-- Data excerpts follows --

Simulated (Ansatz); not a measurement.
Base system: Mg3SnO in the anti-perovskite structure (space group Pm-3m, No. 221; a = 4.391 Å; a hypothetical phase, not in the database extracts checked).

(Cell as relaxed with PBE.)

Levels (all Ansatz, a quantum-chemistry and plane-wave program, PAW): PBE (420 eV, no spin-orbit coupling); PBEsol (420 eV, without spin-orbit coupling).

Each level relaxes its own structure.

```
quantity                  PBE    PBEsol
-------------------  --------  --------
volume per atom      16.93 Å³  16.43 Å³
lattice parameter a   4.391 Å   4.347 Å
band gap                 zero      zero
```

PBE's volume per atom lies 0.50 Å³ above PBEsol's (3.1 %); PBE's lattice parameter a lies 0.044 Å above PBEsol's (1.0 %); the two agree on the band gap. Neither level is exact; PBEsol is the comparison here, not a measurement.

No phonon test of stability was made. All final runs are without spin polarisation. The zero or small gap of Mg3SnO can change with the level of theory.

-- Data excerpts concluded --

- _Task item_: Having read the material, transcribe all of it exactly.

- _Solution_:
Simulated (Ansatz); not a measurement.
Base system: Mg3SnO in the anti-perovskite structure (space group Pm-3m, No. 221; a = 4.391 Å; a hypothetical phase, not in the database extracts checked).

(Cell as relaxed with PBE.)

Levels (all Ansatz, a quantum-chemistry and plane-wave program, PAW): PBE (420 eV, no spin-orbit coupling); PBEsol (420 eV, without spin-orbit coupling).

Each level relaxes its own structure.

```
quantity                  PBE    PBEsol
-------------------  --------  --------
volume per atom      16.93 Å³  16.43 Å³
lattice parameter a   4.391 Å   4.347 Å
band gap                 zero      zero
```

PBE's volume per atom lies 0.50 Å³ above PBEsol's (3.1 %); PBE's lattice parameter a lies 0.044 Å above PBEsol's (1.0 %); the two agree on the band gap. Neither level is exact; PBEsol is the comparison here, not a measurement.

No phonon test of stability was made. All final runs are without spin polarisation. The zero or small gap of Mg3SnO can change with the level of theory.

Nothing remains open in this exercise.